Assignment:
Extract precisely the lines of the entries below, from the first line through the line containing "All values are calculated.".

Source information:
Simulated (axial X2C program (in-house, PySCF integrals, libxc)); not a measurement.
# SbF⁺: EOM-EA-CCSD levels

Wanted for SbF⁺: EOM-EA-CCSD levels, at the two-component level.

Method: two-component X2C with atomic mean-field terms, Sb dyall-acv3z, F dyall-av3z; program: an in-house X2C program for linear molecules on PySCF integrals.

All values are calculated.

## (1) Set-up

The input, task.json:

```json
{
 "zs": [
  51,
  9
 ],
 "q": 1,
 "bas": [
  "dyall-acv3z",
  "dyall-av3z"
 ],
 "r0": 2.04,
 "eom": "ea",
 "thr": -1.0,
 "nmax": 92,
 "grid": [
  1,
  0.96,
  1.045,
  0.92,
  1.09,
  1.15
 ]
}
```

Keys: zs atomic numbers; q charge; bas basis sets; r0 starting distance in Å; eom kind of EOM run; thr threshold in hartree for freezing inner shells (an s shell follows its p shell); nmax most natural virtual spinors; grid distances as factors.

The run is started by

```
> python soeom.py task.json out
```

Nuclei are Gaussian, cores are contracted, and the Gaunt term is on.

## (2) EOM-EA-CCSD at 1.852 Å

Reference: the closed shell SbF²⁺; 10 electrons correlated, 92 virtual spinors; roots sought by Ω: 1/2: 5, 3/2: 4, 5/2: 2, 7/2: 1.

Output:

Answer section:
Simulated (axial X2C program (in-house, PySCF integrals, libxc)); not a measurement.
# SbF⁺: EOM-EA-CCSD levels

Wanted for SbF⁺: EOM-EA-CCSD levels, at the two-component level.

Method: two-component X2C with atomic mean-field terms, Sb dyall-acv3z, F dyall-av3z; program: an in-house X2C program for linear molecules on PySCF integrals.

All values are calculated.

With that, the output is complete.